※ ※ ※
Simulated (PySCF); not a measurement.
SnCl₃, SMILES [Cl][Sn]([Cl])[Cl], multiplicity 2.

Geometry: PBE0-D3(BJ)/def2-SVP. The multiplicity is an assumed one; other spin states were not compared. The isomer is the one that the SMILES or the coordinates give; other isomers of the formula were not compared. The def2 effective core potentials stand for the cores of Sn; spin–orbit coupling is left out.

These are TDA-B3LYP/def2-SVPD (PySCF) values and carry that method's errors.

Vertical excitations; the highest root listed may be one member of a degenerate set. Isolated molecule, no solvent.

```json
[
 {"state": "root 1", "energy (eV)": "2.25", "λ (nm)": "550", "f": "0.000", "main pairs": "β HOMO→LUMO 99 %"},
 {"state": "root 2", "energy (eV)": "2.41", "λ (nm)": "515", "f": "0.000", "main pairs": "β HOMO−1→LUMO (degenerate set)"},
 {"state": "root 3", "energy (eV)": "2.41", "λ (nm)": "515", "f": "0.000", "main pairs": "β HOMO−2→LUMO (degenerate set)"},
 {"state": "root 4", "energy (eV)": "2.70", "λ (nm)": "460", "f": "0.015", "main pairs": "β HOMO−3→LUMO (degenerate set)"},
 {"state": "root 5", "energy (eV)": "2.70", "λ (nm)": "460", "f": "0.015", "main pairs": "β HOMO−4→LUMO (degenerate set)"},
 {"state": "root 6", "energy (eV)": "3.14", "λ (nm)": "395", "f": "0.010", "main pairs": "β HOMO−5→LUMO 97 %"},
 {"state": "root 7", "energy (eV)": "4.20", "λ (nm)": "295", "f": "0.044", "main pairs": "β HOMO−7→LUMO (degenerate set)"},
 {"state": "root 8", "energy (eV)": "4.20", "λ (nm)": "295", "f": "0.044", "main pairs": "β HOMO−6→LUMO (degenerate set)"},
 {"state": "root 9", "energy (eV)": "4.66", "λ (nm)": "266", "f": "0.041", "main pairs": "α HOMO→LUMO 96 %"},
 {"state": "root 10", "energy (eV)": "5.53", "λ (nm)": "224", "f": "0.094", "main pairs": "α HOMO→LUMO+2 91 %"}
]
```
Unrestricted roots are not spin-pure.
※ ※ ※

Restate the data word for word. Begin at its first line, end at the line that contains "SnCl₃, SMILES [Cl][Sn]([Cl])[Cl], multiplicity", and include both.

Exercise response
Simulated (PySCF); not a measurement.
SnCl₃, SMILES [Cl][Sn]([Cl])[Cl], multiplicity 2.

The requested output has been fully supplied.